[[ Information given open ]]

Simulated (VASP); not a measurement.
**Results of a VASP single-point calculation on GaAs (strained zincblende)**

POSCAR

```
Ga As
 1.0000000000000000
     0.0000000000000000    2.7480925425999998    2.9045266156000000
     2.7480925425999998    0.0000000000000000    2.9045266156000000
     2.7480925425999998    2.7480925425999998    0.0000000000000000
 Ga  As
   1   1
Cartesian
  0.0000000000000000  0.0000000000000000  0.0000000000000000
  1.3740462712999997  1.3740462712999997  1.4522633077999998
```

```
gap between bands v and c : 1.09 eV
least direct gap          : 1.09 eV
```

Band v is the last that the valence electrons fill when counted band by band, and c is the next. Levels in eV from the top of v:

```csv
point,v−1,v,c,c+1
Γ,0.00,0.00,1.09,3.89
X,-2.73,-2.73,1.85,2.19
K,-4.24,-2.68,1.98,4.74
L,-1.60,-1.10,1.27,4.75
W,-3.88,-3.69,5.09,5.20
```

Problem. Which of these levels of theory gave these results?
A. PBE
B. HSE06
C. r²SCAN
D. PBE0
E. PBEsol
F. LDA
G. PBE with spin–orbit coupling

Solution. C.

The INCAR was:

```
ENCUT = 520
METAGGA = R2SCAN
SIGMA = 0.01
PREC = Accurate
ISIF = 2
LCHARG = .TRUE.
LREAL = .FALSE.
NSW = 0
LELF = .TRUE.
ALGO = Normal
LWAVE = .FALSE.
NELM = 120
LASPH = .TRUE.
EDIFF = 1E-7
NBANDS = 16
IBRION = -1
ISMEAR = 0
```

[[ Information given closed ]]

• Work instruction
Precisely reproduce the lines of the entries, beginning at the first and ending at the one containing "Band v is the". Add nothing.

• Written reply
Simulated (VASP); not a measurement.
**Results of a VASP single-point calculation on GaAs (strained zincblende)**

POSCAR

```
Ga As
 1.0000000000000000
     0.0000000000000000    2.7480925425999998    2.9045266156000000
     2.7480925425999998    0.0000000000000000    2.9045266156000000
     2.7480925425999998    2.7480925425999998    0.0000000000000000
 Ga  As
   1   1
Cartesian
  0.0000000000000000  0.0000000000000000  0.0000000000000000
  1.3740462712999997  1.3740462712999997  1.4522633077999998
```

```
gap between bands v and c : 1.09 eV
least direct gap          : 1.09 eV
```

Band v is the last that the valence electrons fill when counted band by band, and c is the next. Levels in eV from the top of v:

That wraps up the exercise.